## ENTRIES SHOWN
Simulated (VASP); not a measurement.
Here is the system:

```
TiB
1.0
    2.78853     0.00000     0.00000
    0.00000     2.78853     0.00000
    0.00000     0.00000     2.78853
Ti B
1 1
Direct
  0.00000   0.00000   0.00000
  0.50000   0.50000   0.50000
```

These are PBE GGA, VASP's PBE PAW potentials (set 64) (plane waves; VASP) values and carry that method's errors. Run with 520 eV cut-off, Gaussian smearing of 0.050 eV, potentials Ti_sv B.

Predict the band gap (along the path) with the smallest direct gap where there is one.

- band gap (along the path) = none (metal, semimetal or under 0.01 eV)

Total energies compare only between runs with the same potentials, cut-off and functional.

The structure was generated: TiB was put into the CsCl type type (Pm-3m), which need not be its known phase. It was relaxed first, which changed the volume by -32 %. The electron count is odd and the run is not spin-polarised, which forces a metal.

## ASSIGNED TASK
When you retype the data above, start at its first line, stop after the line containing "These are PBE", and leave out everything else.

## YOUR SOLUTION
Simulated (VASP); not a measurement.
Here is the system:

```
TiB
1.0
    2.78853     0.00000     0.00000
    0.00000     2.78853     0.00000
    0.00000     0.00000     2.78853
Ti B
1 1
Direct
  0.00000   0.00000   0.00000
  0.50000   0.50000   0.50000
```

These are PBE GGA, VASP's PBE PAW potentials (set 64) (plane waves; VASP) values and carry that method's errors. Run with 520 eV cut-off, Gaussian smearing of 0.050 eV, potentials Ti_sv B.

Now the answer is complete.